> **Assignment**: All of the records must be repeated exactly.

━━━━

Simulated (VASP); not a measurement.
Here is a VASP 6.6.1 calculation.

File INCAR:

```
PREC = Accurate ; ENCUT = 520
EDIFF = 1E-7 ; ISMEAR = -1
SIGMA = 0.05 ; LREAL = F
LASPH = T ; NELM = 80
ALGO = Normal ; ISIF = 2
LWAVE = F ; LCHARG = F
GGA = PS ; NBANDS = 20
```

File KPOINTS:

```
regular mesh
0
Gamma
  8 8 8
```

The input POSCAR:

━━━━

> **Exercise output**:
Simulated (VASP); not a measurement.
Here is a VASP 6.6.1 calculation.

File INCAR:

```
PREC = Accurate ; ENCUT = 520
EDIFF = 1E-7 ; ISMEAR = -1
SIGMA = 0.05 ; LREAL = F
LASPH = T ; NELM = 80
ALGO = Normal ; ISIF = 2
LWAVE = F ; LCHARG = F
GGA = PS ; NBANDS = 20
```

File KPOINTS:

```
regular mesh
0
Gamma
  8 8 8
```

The input POSCAR:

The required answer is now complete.